#### Assigned task:
Lines from the beginning of the entries up to and including the one with "width 0.01 eV |" must be duplicated word for word; leave out all others.

BEGIN Material provided
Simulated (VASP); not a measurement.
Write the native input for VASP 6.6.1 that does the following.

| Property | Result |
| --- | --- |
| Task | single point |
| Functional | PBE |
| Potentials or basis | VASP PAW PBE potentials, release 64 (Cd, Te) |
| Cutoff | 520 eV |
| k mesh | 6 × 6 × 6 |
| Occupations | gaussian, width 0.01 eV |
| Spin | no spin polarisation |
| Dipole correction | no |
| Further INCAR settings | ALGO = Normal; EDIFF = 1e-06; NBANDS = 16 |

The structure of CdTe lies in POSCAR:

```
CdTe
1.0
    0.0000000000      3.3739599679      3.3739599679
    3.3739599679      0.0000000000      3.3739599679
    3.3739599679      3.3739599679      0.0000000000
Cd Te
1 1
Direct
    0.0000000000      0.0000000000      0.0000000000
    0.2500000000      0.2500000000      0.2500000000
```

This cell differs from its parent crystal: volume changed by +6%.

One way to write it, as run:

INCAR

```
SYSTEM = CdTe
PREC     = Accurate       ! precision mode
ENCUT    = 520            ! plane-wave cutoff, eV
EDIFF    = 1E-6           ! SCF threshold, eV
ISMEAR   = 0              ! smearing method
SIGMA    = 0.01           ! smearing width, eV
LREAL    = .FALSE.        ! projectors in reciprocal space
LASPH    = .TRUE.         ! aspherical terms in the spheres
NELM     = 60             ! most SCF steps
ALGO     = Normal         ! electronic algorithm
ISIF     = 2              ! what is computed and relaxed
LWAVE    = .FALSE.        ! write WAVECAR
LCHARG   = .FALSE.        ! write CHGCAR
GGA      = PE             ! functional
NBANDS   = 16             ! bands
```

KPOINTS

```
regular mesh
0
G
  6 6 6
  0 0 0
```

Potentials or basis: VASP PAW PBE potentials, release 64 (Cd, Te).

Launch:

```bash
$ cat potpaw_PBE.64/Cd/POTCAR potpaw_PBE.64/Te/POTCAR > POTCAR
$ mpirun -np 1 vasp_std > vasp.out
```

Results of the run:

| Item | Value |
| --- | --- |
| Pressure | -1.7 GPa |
END Material provided

#### Worked solution:
Simulated (VASP); not a measurement.
Write the native input for VASP 6.6.1 that does the following.

| Property | Result |
| --- | --- |
| Task | single point |
| Functional | PBE |
| Potentials or basis | VASP PAW PBE potentials, release 64 (Cd, Te) |
| Cutoff | 520 eV |
| k mesh | 6 × 6 × 6 |
| Occupations | gaussian, width 0.01 eV |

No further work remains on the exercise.